▶ _WORK ITEM_
Can you restate the records below word for word?

== Segment start ==

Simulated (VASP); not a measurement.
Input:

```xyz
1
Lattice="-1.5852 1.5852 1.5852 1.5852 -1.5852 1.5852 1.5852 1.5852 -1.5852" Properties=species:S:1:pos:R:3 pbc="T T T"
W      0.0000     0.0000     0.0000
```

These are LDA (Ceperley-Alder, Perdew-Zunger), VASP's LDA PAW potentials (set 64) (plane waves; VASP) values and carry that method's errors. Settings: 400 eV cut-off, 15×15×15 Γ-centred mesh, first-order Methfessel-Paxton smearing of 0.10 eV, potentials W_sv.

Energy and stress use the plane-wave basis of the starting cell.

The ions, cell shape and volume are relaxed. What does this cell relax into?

== Segment end ==

▶ _WRITTEN ANSWER_
Simulated (VASP); not a measurement.
Input:

```xyz
1
Lattice="-1.5852 1.5852 1.5852 1.5852 -1.5852 1.5852 1.5852 1.5852 -1.5852" Properties=species:S:1:pos:R:3 pbc="T T T"
W      0.0000     0.0000     0.0000
```

These are LDA (Ceperley-Alder, Perdew-Zunger), VASP's LDA PAW potentials (set 64) (plane waves; VASP) values and carry that method's errors. Settings: 400 eV cut-off, 15×15×15 Γ-centred mesh, first-order Methfessel-Paxton smearing of 0.10 eV, potentials W_sv.

Energy and stress use the plane-wave basis of the starting cell.

The ions, cell shape and volume are relaxed. What does this cell relax into?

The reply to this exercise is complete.